▶ ASSIGNED TASK: Write out exactly the lines of the entries below, from the first through the line containing "Answer: 1.78 eV, direct.", and nothing beyond them.

# # # # #
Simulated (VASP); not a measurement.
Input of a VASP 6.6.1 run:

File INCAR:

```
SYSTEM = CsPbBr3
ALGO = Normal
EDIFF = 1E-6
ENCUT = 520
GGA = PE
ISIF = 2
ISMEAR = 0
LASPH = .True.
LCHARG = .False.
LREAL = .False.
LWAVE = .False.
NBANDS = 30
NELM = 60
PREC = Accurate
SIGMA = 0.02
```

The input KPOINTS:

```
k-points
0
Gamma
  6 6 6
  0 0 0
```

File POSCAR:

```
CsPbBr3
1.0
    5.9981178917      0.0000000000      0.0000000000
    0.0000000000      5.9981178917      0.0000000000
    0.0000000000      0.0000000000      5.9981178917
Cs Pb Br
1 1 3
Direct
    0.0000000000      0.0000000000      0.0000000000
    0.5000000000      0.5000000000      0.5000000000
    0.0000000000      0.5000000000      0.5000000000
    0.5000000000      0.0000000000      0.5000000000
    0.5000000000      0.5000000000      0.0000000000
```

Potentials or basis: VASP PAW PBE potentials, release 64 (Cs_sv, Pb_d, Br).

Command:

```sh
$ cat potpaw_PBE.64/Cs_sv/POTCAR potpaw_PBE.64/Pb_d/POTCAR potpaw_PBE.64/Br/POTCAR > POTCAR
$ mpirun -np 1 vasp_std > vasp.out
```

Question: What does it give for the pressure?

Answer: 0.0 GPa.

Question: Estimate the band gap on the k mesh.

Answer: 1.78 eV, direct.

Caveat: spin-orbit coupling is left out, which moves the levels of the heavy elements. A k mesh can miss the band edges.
# # # # #

▶ RESPONSE AREA:
Simulated (VASP); not a measurement.
Input of a VASP 6.6.1 run:

File INCAR:

```
SYSTEM = CsPbBr3
ALGO = Normal
EDIFF = 1E-6
ENCUT = 520
GGA = PE
ISIF = 2
ISMEAR = 0
LASPH = .True.
LCHARG = .False.
LREAL = .False.
LWAVE = .False.
NBANDS = 30
NELM = 60
PREC = Accurate
SIGMA = 0.02
```

The input KPOINTS:

```
k-points
0
Gamma
  6 6 6
  0 0 0
```

File POSCAR:

```
CsPbBr3
1.0
    5.9981178917      0.0000000000      0.0000000000
    0.0000000000      5.9981178917      0.0000000000
    0.0000000000      0.0000000000      5.9981178917
Cs Pb Br
1 1 3
Direct
    0.0000000000      0.0000000000      0.0000000000
    0.5000000000      0.5000000000      0.5000000000
    0.0000000000      0.5000000000      0.5000000000
    0.5000000000      0.0000000000      0.5000000000
    0.5000000000      0.5000000000      0.0000000000
```

Potentials or basis: VASP PAW PBE potentials, release 64 (Cs_sv, Pb_d, Br).

Command:

```sh
$ cat potpaw_PBE.64/Cs_sv/POTCAR potpaw_PBE.64/Pb_d/POTCAR potpaw_PBE.64/Br/POTCAR > POTCAR
$ mpirun -np 1 vasp_std > vasp.out
```

Question: What does it give for the pressure?

Answer: 0.0 GPa.

Question: Estimate the band gap on the k mesh.

Answer: 1.78 eV, direct.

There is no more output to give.